## Activity
Please return the lines of the data below, word for word, from the first line through the line containing "160.5, 176.8 ppm.".

_ _ _ _ _ _ _
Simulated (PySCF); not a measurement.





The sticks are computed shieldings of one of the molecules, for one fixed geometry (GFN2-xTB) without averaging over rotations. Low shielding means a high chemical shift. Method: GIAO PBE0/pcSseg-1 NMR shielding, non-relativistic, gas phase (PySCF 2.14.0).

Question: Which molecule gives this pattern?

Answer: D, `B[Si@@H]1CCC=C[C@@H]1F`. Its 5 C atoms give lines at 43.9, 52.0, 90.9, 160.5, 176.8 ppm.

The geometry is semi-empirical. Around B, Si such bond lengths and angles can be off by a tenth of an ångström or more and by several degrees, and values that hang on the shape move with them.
_ _ _ _ _ _ _

## Solution
Simulated (PySCF); not a measurement.





The sticks are computed shieldings of one of the molecules, for one fixed geometry (GFN2-xTB) without averaging over rotations. Low shielding means a high chemical shift. Method: GIAO PBE0/pcSseg-1 NMR shielding, non-relativistic, gas phase (PySCF 2.14.0).

Question: Which molecule gives this pattern?

Answer: D, `B[Si@@H]1CCC=C[C@@H]1F`. Its 5 C atoms give lines at 43.9, 52.0, 90.9, 160.5, 176.8 ppm.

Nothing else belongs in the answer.